-- -- --

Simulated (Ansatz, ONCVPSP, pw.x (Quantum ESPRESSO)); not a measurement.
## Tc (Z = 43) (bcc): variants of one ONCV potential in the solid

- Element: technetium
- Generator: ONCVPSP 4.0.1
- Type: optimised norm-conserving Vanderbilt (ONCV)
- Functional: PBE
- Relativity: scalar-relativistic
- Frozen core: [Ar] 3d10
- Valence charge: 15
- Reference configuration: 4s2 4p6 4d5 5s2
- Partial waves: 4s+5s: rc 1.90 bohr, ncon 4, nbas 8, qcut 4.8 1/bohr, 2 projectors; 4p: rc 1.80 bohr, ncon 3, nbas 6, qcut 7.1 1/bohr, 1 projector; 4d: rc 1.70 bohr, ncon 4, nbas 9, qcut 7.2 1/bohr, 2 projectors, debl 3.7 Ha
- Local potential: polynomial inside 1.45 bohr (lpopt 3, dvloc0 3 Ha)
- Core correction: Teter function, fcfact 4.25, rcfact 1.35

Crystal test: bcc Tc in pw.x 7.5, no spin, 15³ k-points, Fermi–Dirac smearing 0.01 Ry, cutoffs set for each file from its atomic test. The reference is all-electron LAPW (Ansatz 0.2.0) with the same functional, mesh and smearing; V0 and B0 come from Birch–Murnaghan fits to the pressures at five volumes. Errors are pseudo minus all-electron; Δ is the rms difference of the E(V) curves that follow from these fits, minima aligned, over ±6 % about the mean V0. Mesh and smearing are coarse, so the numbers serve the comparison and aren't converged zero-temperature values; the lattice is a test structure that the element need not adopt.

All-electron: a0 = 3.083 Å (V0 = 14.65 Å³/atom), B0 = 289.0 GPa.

-- -- --

=== Brief ===
Lines from the start of the entries through the one containing "Crystal test: bcc" are to be set down again exactly, both ends included.

=== Written solution ===
Simulated (Ansatz, ONCVPSP, pw.x (Quantum ESPRESSO)); not a measurement.
## Tc (Z = 43) (bcc): variants of one ONCV potential in the solid

- Element: technetium
- Generator: ONCVPSP 4.0.1
- Type: optimised norm-conserving Vanderbilt (ONCV)
- Functional: PBE
- Relativity: scalar-relativistic
- Frozen core: [Ar] 3d10
- Valence charge: 15
- Reference configuration: 4s2 4p6 4d5 5s2
- Partial waves: 4s+5s: rc 1.90 bohr, ncon 4, nbas 8, qcut 4.8 1/bohr, 2 projectors; 4p: rc 1.80 bohr, ncon 3, nbas 6, qcut 7.1 1/bohr, 1 projector; 4d: rc 1.70 bohr, ncon 4, nbas 9, qcut 7.2 1/bohr, 2 projectors, debl 3.7 Ha
- Local potential: polynomial inside 1.45 bohr (lpopt 3, dvloc0 3 Ha)
- Core correction: Teter function, fcfact 4.25, rcfact 1.35

Crystal test: bcc Tc in pw.x 7.5, no spin, 15³ k-points, Fermi–Dirac smearing 0.01 Ry, cutoffs set for each file from its atomic test. The reference is all-electron LAPW (Ansatz 0.2.0) with the same functional, mesh and smearing; V0 and B0 come from Birch–Murnaghan fits to the pressures at five volumes. Errors are pseudo minus all-electron; Δ is the rms difference of the E(V) curves that follow from these fits, minima aligned, over ±6 % about the mean V0. Mesh and smearing are coarse, so the numbers serve the comparison and aren't converged zero-temperature values; the lattice is a test structure that the element need not adopt.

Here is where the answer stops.